*** Begin section ***
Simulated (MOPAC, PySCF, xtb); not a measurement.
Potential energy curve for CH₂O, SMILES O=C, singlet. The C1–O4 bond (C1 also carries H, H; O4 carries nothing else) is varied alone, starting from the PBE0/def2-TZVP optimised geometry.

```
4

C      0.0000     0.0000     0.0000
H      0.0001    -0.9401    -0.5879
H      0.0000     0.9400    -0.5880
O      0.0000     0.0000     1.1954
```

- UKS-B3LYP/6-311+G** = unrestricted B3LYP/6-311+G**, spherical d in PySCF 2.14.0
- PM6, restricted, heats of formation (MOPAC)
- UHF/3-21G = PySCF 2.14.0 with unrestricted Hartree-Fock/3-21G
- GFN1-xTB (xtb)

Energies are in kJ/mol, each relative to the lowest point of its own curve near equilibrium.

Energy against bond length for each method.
*** End section ***

» **Requirement**: Print the full listing, word for word.

» **Written response**:
Simulated (MOPAC, PySCF, xtb); not a measurement.
Potential energy curve for CH₂O, SMILES O=C, singlet. The C1–O4 bond (C1 also carries H, H; O4 carries nothing else) is varied alone, starting from the PBE0/def2-TZVP optimised geometry.

```
4

C      0.0000     0.0000     0.0000
H      0.0001    -0.9401    -0.5879
H      0.0000     0.9400    -0.5880
O      0.0000     0.0000     1.1954
```

- UKS-B3LYP/6-311+G** = unrestricted B3LYP/6-311+G**, spherical d in PySCF 2.14.0
- PM6, restricted, heats of formation (MOPAC)
- UHF/3-21G = PySCF 2.14.0 with unrestricted Hartree-Fock/3-21G
- GFN1-xTB (xtb)

Energies are in kJ/mol, each relative to the lowest point of its own curve near equilibrium.

Energy against bond length for each method.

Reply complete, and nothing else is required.